WORK TASK.
Could you give back the listing below exactly, every line included?

DATA SECTION.
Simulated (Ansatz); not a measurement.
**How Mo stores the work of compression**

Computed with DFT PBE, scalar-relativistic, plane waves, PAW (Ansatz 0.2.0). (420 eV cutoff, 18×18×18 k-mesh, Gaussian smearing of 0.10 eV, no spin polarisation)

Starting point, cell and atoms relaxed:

EXERCISE SOLUTION.
Simulated (Ansatz); not a measurement.
**How Mo stores the work of compression**

Computed with DFT PBE, scalar-relativistic, plane waves, PAW (Ansatz 0.2.0). (420 eV cutoff, 18×18×18 k-mesh, Gaussian smearing of 0.10 eV, no spin polarisation)

Starting point, cell and atoms relaxed:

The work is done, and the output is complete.